::::

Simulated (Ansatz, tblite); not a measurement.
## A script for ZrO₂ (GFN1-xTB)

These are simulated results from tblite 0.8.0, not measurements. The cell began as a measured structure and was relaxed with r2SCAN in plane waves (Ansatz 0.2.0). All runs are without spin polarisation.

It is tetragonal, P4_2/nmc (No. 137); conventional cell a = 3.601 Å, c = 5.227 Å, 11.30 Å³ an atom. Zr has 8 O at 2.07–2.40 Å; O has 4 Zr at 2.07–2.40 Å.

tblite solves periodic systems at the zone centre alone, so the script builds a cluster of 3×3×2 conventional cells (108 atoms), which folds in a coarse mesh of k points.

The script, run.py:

::::

■ **TASK ITEM**:
Copy all of the data exactly.

■ **YOUR RESPONSE**:
Simulated (Ansatz, tblite); not a measurement.
## A script for ZrO₂ (GFN1-xTB)

These are simulated results from tblite 0.8.0, not measurements. The cell began as a measured structure and was relaxed with r2SCAN in plane waves (Ansatz 0.2.0). All runs are without spin polarisation.

It is tetragonal, P4_2/nmc (No. 137); conventional cell a = 3.601 Å, c = 5.227 Å, 11.30 Å³ an atom. Zr has 8 O at 2.07–2.40 Å; O has 4 Zr at 2.07–2.40 Å.

tblite solves periodic systems at the zone centre alone, so the script builds a cluster of 3×3×2 conventional cells (108 atoms), which folds in a coarse mesh of k points.

The script, run.py:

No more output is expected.